━━ DATA PROVIDED
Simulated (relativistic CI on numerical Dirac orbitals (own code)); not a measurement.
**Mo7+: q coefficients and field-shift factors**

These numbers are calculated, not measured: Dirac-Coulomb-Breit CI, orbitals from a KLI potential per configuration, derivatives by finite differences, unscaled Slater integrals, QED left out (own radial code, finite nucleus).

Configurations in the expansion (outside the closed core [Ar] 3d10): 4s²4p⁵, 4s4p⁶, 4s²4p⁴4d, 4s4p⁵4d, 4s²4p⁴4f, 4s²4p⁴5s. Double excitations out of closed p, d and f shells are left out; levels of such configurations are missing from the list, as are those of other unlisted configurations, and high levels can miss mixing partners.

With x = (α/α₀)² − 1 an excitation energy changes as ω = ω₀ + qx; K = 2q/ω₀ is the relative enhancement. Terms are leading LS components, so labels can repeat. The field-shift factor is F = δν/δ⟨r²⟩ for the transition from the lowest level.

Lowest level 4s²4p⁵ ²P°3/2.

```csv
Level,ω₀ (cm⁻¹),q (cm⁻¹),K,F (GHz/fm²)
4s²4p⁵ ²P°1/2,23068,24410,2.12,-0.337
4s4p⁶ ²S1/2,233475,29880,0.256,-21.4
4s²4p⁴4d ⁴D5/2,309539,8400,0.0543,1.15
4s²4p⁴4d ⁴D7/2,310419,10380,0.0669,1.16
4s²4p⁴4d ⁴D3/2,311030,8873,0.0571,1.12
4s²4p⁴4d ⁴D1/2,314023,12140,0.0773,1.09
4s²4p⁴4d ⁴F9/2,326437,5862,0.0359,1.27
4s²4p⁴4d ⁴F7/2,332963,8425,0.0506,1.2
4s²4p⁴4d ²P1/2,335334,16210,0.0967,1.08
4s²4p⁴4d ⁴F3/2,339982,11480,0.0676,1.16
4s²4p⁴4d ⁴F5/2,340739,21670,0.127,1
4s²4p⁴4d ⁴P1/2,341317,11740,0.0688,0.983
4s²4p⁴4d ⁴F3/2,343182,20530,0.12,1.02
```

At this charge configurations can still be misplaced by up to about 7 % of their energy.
━━━━

WORK REQUEST: Beginning at the first line above, repeat exactly until the line containing "Configurations in the", which is included.

YOUR SOLUTION:
Simulated (relativistic CI on numerical Dirac orbitals (own code)); not a measurement.
**Mo7+: q coefficients and field-shift factors**

These numbers are calculated, not measured: Dirac-Coulomb-Breit CI, orbitals from a KLI potential per configuration, derivatives by finite differences, unscaled Slater integrals, QED left out (own radial code, finite nucleus).

Configurations in the expansion (outside the closed core [Ar] 3d10): 4s²4p⁵, 4s4p⁶, 4s²4p⁴4d, 4s4p⁵4d, 4s²4p⁴4f, 4s²4p⁴5s. Double excitations out of closed p, d and f shells are left out; levels of such configurations are missing from the list, as are those of other unlisted configurations, and high levels can miss mixing partners.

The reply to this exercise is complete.